Transcribe the records word for word, beginning with the first line and ending with the line that contains "Q: Where does the relaxation end?"; include nothing else.

*** Records supplied ***

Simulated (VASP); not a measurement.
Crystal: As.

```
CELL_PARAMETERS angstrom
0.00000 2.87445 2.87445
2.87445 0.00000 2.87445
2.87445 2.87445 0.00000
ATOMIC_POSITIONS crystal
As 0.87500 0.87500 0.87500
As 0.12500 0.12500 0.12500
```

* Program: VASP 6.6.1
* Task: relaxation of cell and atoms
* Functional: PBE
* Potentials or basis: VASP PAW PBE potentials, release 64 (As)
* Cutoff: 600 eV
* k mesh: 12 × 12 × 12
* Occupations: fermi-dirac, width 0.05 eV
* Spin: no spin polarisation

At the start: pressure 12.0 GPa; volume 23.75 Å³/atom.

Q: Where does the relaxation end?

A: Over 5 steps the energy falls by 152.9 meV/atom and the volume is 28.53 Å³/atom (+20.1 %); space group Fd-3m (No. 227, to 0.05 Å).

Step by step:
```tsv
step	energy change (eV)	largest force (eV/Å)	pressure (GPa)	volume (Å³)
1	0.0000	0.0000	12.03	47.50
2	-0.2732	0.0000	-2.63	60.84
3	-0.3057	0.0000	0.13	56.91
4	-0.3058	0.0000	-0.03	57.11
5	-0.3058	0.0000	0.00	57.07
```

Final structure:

*** End of Records supplied ***

### [Result]
Simulated (VASP); not a measurement.
Crystal: As.

```
CELL_PARAMETERS angstrom
0.00000 2.87445 2.87445
2.87445 0.00000 2.87445
2.87445 2.87445 0.00000
ATOMIC_POSITIONS crystal
As 0.87500 0.87500 0.87500
As 0.12500 0.12500 0.12500
```

* Program: VASP 6.6.1
* Task: relaxation of cell and atoms
* Functional: PBE
* Potentials or basis: VASP PAW PBE potentials, release 64 (As)
* Cutoff: 600 eV
* k mesh: 12 × 12 × 12
* Occupations: fermi-dirac, width 0.05 eV
* Spin: no spin polarisation

At the start: pressure 12.0 GPa; volume 23.75 Å³/atom.

Q: Where does the relaxation end?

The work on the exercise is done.